__________

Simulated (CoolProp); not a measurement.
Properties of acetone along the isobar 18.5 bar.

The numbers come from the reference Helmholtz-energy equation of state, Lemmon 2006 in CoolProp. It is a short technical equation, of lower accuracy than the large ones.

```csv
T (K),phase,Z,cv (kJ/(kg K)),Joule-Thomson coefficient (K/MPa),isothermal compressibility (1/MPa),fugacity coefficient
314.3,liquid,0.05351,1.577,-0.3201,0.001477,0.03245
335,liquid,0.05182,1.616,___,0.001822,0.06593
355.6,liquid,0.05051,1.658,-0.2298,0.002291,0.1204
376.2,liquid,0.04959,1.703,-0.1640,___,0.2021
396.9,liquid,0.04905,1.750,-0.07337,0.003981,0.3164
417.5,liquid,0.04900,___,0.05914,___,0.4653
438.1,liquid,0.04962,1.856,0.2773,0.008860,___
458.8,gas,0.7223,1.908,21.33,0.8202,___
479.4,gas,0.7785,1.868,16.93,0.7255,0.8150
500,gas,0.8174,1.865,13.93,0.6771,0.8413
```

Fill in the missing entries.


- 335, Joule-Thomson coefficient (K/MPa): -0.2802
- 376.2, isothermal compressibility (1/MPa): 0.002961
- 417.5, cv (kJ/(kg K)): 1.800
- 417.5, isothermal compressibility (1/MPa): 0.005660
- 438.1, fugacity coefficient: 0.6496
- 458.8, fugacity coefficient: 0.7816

__________

== Exercise ==
Nothing beyond the line that contains "Properties of acetone" belongs in the answer; reproduce the entries exactly from their first line through it.

== Written answer ==
Simulated (CoolProp); not a measurement.
Properties of acetone along the isobar 18.5 bar.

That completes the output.